## Listed records
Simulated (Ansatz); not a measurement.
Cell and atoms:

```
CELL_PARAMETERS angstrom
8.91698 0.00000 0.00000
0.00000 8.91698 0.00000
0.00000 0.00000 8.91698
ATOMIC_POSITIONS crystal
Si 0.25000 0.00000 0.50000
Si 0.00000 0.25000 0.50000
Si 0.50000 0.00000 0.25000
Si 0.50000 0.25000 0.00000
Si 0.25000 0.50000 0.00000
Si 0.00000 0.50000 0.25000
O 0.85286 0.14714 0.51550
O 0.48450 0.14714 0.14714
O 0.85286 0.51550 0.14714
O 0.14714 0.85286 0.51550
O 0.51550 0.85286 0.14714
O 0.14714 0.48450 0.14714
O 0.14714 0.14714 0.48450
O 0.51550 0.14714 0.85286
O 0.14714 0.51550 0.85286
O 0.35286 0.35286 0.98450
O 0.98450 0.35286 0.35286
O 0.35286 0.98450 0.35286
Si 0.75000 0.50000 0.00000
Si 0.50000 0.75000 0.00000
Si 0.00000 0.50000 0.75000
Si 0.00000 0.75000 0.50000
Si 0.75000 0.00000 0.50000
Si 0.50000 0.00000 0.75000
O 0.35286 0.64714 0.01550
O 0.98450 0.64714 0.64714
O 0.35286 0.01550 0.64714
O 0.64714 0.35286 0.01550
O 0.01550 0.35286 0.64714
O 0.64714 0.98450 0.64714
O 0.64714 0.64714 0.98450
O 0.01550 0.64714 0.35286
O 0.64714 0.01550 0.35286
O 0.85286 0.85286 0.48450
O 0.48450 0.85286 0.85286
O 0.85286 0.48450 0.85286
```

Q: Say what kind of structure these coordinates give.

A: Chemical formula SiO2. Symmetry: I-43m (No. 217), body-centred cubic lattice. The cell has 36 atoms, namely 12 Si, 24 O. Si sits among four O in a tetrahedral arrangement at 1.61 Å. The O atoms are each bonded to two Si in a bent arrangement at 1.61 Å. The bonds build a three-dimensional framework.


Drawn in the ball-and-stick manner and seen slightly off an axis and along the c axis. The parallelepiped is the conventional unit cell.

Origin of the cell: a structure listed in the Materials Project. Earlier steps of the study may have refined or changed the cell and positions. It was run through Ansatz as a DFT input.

## Assignment
The entries above hold the needed span. Transcribe exactly the lines from the one with "A: Chemical formula" to the one with "Drawn in the", both included.

## Task answer
A: Chemical formula SiO2. Symmetry: I-43m (No. 217), body-centred cubic lattice. The cell has 36 atoms, namely 12 Si, 24 O. Si sits among four O in a tetrahedral arrangement at 1.61 Å. The O atoms are each bonded to two Si in a bent arrangement at 1.61 Å. The bonds build a three-dimensional framework.


Drawn in the ball-and-stick manner and seen slightly off an axis and along the c axis. The parallelepiped is the conventional unit cell.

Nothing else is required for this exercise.